- _Source material_:
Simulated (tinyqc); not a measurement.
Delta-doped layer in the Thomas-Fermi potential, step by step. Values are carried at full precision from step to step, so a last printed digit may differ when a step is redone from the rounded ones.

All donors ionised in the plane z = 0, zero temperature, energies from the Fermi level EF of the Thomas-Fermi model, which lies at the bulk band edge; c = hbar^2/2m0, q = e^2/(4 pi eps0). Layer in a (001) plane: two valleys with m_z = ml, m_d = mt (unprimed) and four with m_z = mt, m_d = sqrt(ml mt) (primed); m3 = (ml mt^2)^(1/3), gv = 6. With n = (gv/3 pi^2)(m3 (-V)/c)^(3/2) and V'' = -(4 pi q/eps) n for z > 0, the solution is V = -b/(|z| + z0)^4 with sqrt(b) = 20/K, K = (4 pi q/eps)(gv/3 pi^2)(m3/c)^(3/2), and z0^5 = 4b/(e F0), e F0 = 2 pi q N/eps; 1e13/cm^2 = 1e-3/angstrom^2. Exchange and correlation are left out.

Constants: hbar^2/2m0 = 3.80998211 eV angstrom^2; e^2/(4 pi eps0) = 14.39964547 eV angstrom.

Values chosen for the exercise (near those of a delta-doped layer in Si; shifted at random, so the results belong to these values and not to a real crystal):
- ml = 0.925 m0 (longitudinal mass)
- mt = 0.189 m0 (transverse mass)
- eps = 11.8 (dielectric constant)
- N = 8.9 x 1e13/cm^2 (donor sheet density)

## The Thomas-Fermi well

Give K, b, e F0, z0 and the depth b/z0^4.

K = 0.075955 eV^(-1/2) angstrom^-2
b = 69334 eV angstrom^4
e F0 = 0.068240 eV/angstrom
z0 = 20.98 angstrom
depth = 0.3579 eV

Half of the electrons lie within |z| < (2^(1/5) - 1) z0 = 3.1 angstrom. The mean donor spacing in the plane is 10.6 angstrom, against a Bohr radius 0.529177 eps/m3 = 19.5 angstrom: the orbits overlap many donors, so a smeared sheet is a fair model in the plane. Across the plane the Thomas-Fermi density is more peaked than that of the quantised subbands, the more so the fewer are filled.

- _Work item_: Word for word, quote the lines of the material from the first line through the line with "Delta-doped layer in the", both ends included.

- _Written answer_:
Simulated (tinyqc); not a measurement.
Delta-doped layer in the Thomas-Fermi potential, step by step. Values are carried at full precision from step to step, so a last printed digit may differ when a step is redone from the rounded ones.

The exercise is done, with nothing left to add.